_Work order:_ Could you return the full listing, every line exactly as given?

• • • •

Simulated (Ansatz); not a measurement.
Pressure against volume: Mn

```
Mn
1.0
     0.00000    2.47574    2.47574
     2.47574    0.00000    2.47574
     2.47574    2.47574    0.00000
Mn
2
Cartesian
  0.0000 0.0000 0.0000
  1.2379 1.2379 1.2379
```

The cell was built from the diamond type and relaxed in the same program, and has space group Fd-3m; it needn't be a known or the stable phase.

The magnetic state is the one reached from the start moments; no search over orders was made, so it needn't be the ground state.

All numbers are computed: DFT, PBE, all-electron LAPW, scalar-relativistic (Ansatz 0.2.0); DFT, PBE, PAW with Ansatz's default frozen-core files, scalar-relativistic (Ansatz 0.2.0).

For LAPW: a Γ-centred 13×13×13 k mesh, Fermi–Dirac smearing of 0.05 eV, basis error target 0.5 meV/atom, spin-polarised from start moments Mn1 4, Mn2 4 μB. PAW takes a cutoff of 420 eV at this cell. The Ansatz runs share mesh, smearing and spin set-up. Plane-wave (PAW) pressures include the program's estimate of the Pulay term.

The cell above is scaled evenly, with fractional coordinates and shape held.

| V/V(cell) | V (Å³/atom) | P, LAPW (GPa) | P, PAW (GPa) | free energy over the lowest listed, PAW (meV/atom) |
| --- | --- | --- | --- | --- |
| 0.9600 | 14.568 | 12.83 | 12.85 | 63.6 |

• • • •

_Response:_
Simulated (Ansatz); not a measurement.
Pressure against volume: Mn

```
Mn
1.0
     0.00000    2.47574    2.47574
     2.47574    0.00000    2.47574
     2.47574    2.47574    0.00000
Mn
2
Cartesian
  0.0000 0.0000 0.0000
  1.2379 1.2379 1.2379
```

The cell was built from the diamond type and relaxed in the same program, and has space group Fd-3m; it needn't be a known or the stable phase.

The magnetic state is the one reached from the start moments; no search over orders was made, so it needn't be the ground state.

All numbers are computed: DFT, PBE, all-electron LAPW, scalar-relativistic (Ansatz 0.2.0); DFT, PBE, PAW with Ansatz's default frozen-core files, scalar-relativistic (Ansatz 0.2.0).

For LAPW: a Γ-centred 13×13×13 k mesh, Fermi–Dirac smearing of 0.05 eV, basis error target 0.5 meV/atom, spin-polarised from start moments Mn1 4, Mn2 4 μB. PAW takes a cutoff of 420 eV at this cell. The Ansatz runs share mesh, smearing and spin set-up. Plane-wave (PAW) pressures include the program's estimate of the Pulay term.

The cell above is scaled evenly, with fractional coordinates and shape held.

| V/V(cell) | V (Å³/atom) | P, LAPW (GPa) | P, PAW (GPa) | free energy over the lowest listed, PAW (meV/atom) |
| --- | --- | --- | --- | --- |
| 0.9600 | 14.568 | 12.83 | 12.85 | 63.6 |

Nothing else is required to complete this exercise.